## BRIEF
Lines from the first one down to the one containing "# Ce⁴⁷⁺: ionisation energy" in the data below are the only ones needed; please return them exactly, both ends included.

========================================

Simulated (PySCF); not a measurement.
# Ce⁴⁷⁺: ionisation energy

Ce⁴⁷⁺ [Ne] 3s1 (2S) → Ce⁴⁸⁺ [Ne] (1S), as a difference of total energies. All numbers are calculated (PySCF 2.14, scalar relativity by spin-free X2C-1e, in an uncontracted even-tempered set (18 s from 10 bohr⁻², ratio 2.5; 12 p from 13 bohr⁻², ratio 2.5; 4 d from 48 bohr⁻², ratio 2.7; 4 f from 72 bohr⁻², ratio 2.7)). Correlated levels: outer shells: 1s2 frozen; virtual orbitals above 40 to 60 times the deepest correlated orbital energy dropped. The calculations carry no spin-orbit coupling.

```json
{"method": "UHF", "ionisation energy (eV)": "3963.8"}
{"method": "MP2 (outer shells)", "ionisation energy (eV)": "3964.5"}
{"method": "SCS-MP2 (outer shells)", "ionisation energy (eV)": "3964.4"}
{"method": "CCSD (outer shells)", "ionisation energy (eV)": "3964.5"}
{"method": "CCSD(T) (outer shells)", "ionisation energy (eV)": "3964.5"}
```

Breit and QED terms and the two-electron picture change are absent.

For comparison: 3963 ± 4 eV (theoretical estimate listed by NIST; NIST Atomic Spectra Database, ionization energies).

========================================

## EXERCISE RESULT
Simulated (PySCF); not a measurement.
# Ce⁴⁷⁺: ionisation energy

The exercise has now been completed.